**TASK ITEM**.
Produce a word-for-word copy of the data below.

**DATASET ENTRIES**.
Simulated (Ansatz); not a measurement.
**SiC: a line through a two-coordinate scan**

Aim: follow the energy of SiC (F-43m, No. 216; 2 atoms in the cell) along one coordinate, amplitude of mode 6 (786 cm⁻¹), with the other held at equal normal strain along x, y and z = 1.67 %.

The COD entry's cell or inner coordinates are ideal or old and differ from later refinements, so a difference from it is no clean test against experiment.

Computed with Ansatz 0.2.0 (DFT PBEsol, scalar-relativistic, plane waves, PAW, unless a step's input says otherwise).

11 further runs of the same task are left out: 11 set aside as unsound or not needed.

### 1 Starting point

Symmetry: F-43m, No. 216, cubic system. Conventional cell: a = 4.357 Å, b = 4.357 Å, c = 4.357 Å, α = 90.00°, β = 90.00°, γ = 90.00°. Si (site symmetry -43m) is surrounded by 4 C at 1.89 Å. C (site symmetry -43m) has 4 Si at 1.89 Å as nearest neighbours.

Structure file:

**EXERCISE RESULT**.
Simulated (Ansatz); not a measurement.
**SiC: a line through a two-coordinate scan**

Aim: follow the energy of SiC (F-43m, No. 216; 2 atoms in the cell) along one coordinate, amplitude of mode 6 (786 cm⁻¹), with the other held at equal normal strain along x, y and z = 1.67 %.

The COD entry's cell or inner coordinates are ideal or old and differ from later refinements, so a difference from it is no clean test against experiment.

Computed with Ansatz 0.2.0 (DFT PBEsol, scalar-relativistic, plane waves, PAW, unless a step's input says otherwise).

11 further runs of the same task are left out: 11 set aside as unsound or not needed.

### 1 Starting point

Symmetry: F-43m, No. 216, cubic system. Conventional cell: a = 4.357 Å, b = 4.357 Å, c = 4.357 Å, α = 90.00°, β = 90.00°, γ = 90.00°. Si (site symmetry -43m) is surrounded by 4 C at 1.89 Å. C (site symmetry -43m) has 4 Si at 1.89 Å as nearest neighbours.

Structure file:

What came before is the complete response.